**WORK INSTRUCTION:** Write the entries below out again without a single difference.

**DATASET EXTRACT:**
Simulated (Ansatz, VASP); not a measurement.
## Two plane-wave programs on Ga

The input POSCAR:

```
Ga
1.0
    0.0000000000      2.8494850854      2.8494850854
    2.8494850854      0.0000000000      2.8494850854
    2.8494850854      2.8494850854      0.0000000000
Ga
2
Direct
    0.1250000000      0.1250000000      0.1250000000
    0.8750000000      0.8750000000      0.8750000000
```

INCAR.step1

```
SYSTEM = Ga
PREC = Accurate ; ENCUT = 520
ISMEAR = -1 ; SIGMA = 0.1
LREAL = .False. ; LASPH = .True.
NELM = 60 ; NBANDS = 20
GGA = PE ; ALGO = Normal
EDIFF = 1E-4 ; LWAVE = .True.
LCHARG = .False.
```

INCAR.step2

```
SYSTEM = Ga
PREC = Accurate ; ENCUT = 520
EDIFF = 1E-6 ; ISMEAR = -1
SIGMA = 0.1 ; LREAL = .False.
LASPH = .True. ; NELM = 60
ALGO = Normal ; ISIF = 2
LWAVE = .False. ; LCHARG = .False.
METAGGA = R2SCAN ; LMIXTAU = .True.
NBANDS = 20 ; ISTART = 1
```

**TASK ANSWER:**
Simulated (Ansatz, VASP); not a measurement.
## Two plane-wave programs on Ga

The input POSCAR:

```
Ga
1.0
    0.0000000000      2.8494850854      2.8494850854
    2.8494850854      0.0000000000      2.8494850854
    2.8494850854      2.8494850854      0.0000000000
Ga
2
Direct
    0.1250000000      0.1250000000      0.1250000000
    0.8750000000      0.8750000000      0.8750000000
```

INCAR.step1

```
SYSTEM = Ga
PREC = Accurate ; ENCUT = 520
ISMEAR = -1 ; SIGMA = 0.1
LREAL = .False. ; LASPH = .True.
NELM = 60 ; NBANDS = 20
GGA = PE ; ALGO = Normal
EDIFF = 1E-4 ; LWAVE = .True.
LCHARG = .False.
```

INCAR.step2

```
SYSTEM = Ga
PREC = Accurate ; ENCUT = 520
EDIFF = 1E-6 ; ISMEAR = -1
SIGMA = 0.1 ; LREAL = .False.
LASPH = .True. ; NELM = 60
ALGO = Normal ; ISIF = 2
LWAVE = .False. ; LCHARG = .False.
METAGGA = R2SCAN ; LMIXTAU = .True.
NBANDS = 20 ; ISTART = 1
```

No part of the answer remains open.